## WORK ITEM
Two lines mark the range in the entries below: the one holding "Alike in both" and the one holding "waves, PAW |". Set down those two and all lines between them, exactly.

----------
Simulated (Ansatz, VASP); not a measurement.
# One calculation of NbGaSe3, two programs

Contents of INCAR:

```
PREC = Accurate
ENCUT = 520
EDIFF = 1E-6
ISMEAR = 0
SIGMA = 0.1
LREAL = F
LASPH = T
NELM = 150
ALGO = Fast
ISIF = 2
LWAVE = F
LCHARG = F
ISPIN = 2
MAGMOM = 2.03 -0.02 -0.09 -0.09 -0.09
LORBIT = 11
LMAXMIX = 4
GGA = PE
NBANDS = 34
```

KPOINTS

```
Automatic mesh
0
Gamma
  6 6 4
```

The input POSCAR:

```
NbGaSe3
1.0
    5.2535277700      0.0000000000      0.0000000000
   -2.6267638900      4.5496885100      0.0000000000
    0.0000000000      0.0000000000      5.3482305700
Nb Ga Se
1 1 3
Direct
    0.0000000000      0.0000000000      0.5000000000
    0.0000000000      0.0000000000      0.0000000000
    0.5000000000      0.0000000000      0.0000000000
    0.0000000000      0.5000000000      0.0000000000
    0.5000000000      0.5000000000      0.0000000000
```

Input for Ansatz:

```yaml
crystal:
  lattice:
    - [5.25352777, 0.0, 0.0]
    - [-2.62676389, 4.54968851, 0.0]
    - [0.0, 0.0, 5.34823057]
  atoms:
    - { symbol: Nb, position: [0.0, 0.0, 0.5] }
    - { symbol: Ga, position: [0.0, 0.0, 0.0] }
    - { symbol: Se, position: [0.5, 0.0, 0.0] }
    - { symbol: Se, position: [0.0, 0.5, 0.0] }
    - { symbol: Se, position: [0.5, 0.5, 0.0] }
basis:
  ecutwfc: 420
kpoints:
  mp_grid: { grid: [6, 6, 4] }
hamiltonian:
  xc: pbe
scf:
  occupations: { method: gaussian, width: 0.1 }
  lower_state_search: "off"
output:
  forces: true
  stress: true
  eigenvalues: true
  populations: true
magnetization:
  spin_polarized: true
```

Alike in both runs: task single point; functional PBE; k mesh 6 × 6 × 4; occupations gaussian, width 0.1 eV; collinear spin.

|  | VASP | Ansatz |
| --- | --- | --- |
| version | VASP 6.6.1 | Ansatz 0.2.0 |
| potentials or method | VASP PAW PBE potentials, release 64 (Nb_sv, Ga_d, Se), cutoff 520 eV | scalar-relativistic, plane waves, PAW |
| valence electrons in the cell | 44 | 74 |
----------

## TASK SOLUTION
Alike in both runs: task single point; functional PBE; k mesh 6 × 6 × 4; occupations gaussian, width 0.1 eV; collinear spin.

|  | VASP | Ansatz |
| --- | --- | --- |
| version | VASP 6.6.1 | Ansatz 0.2.0 |
| potentials or method | VASP PAW PBE potentials, release 64 (Nb_sv, Ga_d, Se), cutoff 520 eV | scalar-relativistic, plane waves, PAW |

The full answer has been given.